◆ **EXERCISE**
Begin at the top of the following data. Copy each line exactly until you have copied the line containing "- 45.35 °C and".

◆ **LISTED RECORDS**
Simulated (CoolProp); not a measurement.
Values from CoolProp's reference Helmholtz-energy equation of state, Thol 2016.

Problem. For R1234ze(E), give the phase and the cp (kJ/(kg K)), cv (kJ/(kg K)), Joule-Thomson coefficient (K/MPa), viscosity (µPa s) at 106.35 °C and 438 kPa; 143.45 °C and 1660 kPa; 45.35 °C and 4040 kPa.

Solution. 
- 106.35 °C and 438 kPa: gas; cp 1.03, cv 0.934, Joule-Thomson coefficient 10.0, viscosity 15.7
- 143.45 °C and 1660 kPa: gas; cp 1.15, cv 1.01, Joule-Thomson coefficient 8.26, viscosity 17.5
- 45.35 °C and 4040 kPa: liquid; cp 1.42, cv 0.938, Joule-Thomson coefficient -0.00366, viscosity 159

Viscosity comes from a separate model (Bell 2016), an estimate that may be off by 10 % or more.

◆ **ANSWER SPACE**
Simulated (CoolProp); not a measurement.
Values from CoolProp's reference Helmholtz-energy equation of state, Thol 2016.

Problem. For R1234ze(E), give the phase and the cp (kJ/(kg K)), cv (kJ/(kg K)), Joule-Thomson coefficient (K/MPa), viscosity (µPa s) at 106.35 °C and 438 kPa; 143.45 °C and 1660 kPa; 45.35 °C and 4040 kPa.

Solution. 
- 106.35 °C and 438 kPa: gas; cp 1.03, cv 0.934, Joule-Thomson coefficient 10.0, viscosity 15.7
- 143.45 °C and 1660 kPa: gas; cp 1.15, cv 1.01, Joule-Thomson coefficient 8.26, viscosity 17.5
- 45.35 °C and 4040 kPa: liquid; cp 1.42, cv 0.938, Joule-Thomson coefficient -0.00366, viscosity 159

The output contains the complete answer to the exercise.